* ASSIGNMENT:
Set down exactly the first line of the entries and every line after it, through the line with "Its results: band".

··· MATERIAL SUPPLIED ···

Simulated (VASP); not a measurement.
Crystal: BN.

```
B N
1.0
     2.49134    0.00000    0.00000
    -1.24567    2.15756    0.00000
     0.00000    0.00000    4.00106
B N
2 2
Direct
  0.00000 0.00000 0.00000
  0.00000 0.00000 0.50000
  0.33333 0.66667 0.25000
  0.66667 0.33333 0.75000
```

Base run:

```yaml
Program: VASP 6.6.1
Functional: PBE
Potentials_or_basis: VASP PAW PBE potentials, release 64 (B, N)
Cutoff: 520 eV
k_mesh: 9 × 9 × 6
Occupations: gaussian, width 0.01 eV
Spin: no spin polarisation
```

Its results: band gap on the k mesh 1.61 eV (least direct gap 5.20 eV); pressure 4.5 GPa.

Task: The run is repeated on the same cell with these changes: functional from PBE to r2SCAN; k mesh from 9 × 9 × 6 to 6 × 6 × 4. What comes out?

···

* TASK ANSWER:
Simulated (VASP); not a measurement.
Crystal: BN.

```
B N
1.0
     2.49134    0.00000    0.00000
    -1.24567    2.15756    0.00000
     0.00000    0.00000    4.00106
B N
2 2
Direct
  0.00000 0.00000 0.00000
  0.00000 0.00000 0.50000
  0.33333 0.66667 0.25000
  0.66667 0.33333 0.75000
```

Base run:

```yaml
Program: VASP 6.6.1
Functional: PBE
Potentials_or_basis: VASP PAW PBE potentials, release 64 (B, N)
Cutoff: 520 eV
k_mesh: 9 × 9 × 6
Occupations: gaussian, width 0.01 eV
Spin: no spin polarisation
```

Its results: band gap on the k mesh 1.61 eV (least direct gap 5.20 eV); pressure 4.5 GPa.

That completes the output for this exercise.